--- PROVIDED DATA Enclosed Below ---
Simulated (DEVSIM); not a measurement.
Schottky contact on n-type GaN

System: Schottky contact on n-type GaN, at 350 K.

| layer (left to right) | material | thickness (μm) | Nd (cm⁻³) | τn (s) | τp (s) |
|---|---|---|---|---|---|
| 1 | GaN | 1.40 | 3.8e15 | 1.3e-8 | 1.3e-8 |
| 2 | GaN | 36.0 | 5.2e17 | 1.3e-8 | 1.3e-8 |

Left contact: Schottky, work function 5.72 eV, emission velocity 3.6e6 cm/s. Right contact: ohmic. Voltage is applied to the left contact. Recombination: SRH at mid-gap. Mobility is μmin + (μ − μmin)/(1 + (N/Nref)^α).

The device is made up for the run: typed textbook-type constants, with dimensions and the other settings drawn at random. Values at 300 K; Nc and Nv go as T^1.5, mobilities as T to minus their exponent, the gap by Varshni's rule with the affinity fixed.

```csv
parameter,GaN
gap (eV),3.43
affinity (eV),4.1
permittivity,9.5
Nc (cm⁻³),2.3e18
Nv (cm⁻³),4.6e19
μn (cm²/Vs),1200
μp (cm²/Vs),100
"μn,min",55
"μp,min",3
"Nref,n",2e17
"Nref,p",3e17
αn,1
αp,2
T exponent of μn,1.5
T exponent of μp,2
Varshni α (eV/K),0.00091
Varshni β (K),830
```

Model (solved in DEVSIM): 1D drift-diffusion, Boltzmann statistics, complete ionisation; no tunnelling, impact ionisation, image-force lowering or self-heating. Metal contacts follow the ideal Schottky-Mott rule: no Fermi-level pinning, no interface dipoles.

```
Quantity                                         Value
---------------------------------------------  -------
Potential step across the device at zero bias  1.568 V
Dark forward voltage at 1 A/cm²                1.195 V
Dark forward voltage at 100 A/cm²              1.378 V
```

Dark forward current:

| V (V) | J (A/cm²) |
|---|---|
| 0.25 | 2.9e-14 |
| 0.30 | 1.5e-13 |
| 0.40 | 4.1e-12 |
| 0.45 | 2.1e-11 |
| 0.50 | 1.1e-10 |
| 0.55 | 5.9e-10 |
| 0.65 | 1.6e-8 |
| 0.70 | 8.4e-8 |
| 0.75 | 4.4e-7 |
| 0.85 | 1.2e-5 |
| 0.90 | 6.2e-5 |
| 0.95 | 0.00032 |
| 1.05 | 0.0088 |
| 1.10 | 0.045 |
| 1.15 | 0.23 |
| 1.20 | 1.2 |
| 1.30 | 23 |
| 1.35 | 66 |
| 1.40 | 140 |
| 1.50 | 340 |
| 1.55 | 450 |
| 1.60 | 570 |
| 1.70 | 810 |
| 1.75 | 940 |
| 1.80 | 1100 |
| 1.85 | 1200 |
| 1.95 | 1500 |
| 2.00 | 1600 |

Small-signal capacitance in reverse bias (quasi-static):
--- End of Enclosed PROVIDED DATA ---

Please restate, word for word, the lines of the entries that run from the first line through the one holding "Left contact: Schottky, work", and add nothing.

* **RESPONSE BOX**:
Simulated (DEVSIM); not a measurement.
Schottky contact on n-type GaN

System: Schottky contact on n-type GaN, at 350 K.

| layer (left to right) | material | thickness (μm) | Nd (cm⁻³) | τn (s) | τp (s) |
|---|---|---|---|---|---|
| 1 | GaN | 1.40 | 3.8e15 | 1.3e-8 | 1.3e-8 |
| 2 | GaN | 36.0 | 5.2e17 | 1.3e-8 | 1.3e-8 |

Left contact: Schottky, work function 5.72 eV, emission velocity 3.6e6 cm/s. Right contact: ohmic. Voltage is applied to the left contact. Recombination: SRH at mid-gap. Mobility is μmin + (μ − μmin)/(1 + (N/Nref)^α).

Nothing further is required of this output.